• **Material provided**
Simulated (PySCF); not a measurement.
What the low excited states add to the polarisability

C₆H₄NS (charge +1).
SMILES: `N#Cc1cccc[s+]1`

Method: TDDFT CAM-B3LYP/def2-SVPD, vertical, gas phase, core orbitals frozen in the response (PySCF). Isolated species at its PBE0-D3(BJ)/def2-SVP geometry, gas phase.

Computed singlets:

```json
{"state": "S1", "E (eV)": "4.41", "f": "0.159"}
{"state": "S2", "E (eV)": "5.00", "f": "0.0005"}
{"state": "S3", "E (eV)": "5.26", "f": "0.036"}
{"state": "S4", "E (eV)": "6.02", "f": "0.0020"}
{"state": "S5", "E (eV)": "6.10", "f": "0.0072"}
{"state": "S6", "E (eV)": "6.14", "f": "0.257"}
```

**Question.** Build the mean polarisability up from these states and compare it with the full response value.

• **Required action**
The response should contain each record above, retyped exactly.

• **Task response**
Simulated (PySCF); not a measurement.
What the low excited states add to the polarisability

C₆H₄NS (charge +1).
SMILES: `N#Cc1cccc[s+]1`

Method: TDDFT CAM-B3LYP/def2-SVPD, vertical, gas phase, core orbitals frozen in the response (PySCF). Isolated species at its PBE0-D3(BJ)/def2-SVP geometry, gas phase.

Computed singlets:

```json
{"state": "S1", "E (eV)": "4.41", "f": "0.159"}
{"state": "S2", "E (eV)": "5.00", "f": "0.0005"}
{"state": "S3", "E (eV)": "5.26", "f": "0.036"}
{"state": "S4", "E (eV)": "6.02", "f": "0.0020"}
{"state": "S5", "E (eV)": "6.10", "f": "0.0072"}
{"state": "S6", "E (eV)": "6.14", "f": "0.257"}
```

**Question.** Build the mean polarisability up from these states and compare it with the full response value.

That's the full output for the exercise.